§ Assigned task: What you give back should match the records word for word.

Extracted information section start

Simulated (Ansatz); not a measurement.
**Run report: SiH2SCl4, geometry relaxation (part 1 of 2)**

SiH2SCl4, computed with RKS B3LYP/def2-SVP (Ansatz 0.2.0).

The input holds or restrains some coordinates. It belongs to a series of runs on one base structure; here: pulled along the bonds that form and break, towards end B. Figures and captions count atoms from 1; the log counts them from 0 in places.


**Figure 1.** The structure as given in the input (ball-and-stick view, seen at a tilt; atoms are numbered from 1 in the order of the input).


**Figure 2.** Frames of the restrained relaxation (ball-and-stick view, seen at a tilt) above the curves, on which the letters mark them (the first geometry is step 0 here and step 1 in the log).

Extracted information section end

§ Task result:
Simulated (Ansatz); not a measurement.
**Run report: SiH2SCl4, geometry relaxation (part 1 of 2)**

SiH2SCl4, computed with RKS B3LYP/def2-SVP (Ansatz 0.2.0).

The input holds or restrains some coordinates. It belongs to a series of runs on one base structure; here: pulled along the bonds that form and break, towards end B. Figures and captions count atoms from 1; the log counts them from 0 in places.


**Figure 1.** The structure as given in the input (ball-and-stick view, seen at a tilt; atoms are numbered from 1 in the order of the input).


**Figure 2.** Frames of the restrained relaxation (ball-and-stick view, seen at a tilt) above the curves, on which the letters mark them (the first geometry is step 0 here and step 1 in the log).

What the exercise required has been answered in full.